(Given information):
━━━━

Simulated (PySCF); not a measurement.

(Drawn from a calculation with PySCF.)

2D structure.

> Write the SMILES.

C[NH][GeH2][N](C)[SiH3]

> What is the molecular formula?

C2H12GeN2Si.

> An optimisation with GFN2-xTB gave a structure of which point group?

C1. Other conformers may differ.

━━━━

(Work item): Your task is to repeat the records exactly. Begin at their first line and stop after the line containing "which point group?".

(Written response):
Simulated (PySCF); not a measurement.

(Drawn from a calculation with PySCF.)

2D structure.

> Write the SMILES.

C[NH][GeH2][N](C)[SiH3]

> What is the molecular formula?

C2H12GeN2Si.

> An optimisation with GFN2-xTB gave a structure of which point group?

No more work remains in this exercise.